Write out again each line of the material below, unchanged, from the first one to the line that holds "- x(CH₄) at τ = 65.0 ms = 2.41e-6".

————————
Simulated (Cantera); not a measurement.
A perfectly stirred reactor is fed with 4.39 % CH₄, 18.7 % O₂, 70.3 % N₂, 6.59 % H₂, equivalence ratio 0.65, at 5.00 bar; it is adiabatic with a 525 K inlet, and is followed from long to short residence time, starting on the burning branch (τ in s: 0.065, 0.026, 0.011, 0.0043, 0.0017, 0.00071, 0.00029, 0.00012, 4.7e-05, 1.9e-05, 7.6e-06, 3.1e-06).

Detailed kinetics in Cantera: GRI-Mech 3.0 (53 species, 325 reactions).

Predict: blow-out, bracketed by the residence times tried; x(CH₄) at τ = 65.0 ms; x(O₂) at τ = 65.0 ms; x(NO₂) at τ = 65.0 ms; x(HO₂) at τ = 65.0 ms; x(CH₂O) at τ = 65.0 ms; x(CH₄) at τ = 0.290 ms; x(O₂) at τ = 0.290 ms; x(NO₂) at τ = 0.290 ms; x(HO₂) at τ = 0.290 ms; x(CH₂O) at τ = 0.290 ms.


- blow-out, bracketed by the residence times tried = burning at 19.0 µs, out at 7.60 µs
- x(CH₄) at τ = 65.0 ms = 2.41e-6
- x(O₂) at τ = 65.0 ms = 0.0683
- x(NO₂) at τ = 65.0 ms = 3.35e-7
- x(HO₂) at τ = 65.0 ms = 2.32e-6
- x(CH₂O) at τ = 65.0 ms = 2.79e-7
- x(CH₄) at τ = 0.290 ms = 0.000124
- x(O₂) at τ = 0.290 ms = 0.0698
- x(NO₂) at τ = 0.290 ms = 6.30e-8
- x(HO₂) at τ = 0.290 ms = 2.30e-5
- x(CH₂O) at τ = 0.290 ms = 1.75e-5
————————

* Exercise output:
Simulated (Cantera); not a measurement.
A perfectly stirred reactor is fed with 4.39 % CH₄, 18.7 % O₂, 70.3 % N₂, 6.59 % H₂, equivalence ratio 0.65, at 5.00 bar; it is adiabatic with a 525 K inlet, and is followed from long to short residence time, starting on the burning branch (τ in s: 0.065, 0.026, 0.011, 0.0043, 0.0017, 0.00071, 0.00029, 0.00012, 4.7e-05, 1.9e-05, 7.6e-06, 3.1e-06).

Detailed kinetics in Cantera: GRI-Mech 3.0 (53 species, 325 reactions).

Predict: blow-out, bracketed by the residence times tried; x(CH₄) at τ = 65.0 ms; x(O₂) at τ = 65.0 ms; x(NO₂) at τ = 65.0 ms; x(HO₂) at τ = 65.0 ms; x(CH₂O) at τ = 65.0 ms; x(CH₄) at τ = 0.290 ms; x(O₂) at τ = 0.290 ms; x(NO₂) at τ = 0.290 ms; x(HO₂) at τ = 0.290 ms; x(CH₂O) at τ = 0.290 ms.


- blow-out, bracketed by the residence times tried = burning at 19.0 µs, out at 7.60 µs
- x(CH₄) at τ = 65.0 ms = 2.41e-6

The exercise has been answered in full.